*Exercise data:*
|---|
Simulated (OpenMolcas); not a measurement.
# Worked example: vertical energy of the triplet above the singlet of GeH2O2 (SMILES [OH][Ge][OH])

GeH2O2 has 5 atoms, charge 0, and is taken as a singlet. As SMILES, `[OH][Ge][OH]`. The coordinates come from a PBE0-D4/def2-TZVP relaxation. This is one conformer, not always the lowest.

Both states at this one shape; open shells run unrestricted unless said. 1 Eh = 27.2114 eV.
|---|

*Task item:*
Make a precise copy of the records in their entirety.

*Answer section:*
Simulated (OpenMolcas); not a measurement.
# Worked example: vertical energy of the triplet above the singlet of GeH2O2 (SMILES [OH][Ge][OH])

GeH2O2 has 5 atoms, charge 0, and is taken as a singlet. As SMILES, `[OH][Ge][OH]`. The coordinates come from a PBE0-D4/def2-TZVP relaxation. This is one conformer, not always the lowest.

Both states at this one shape; open shells run unrestricted unless said. 1 Eh = 27.2114 eV.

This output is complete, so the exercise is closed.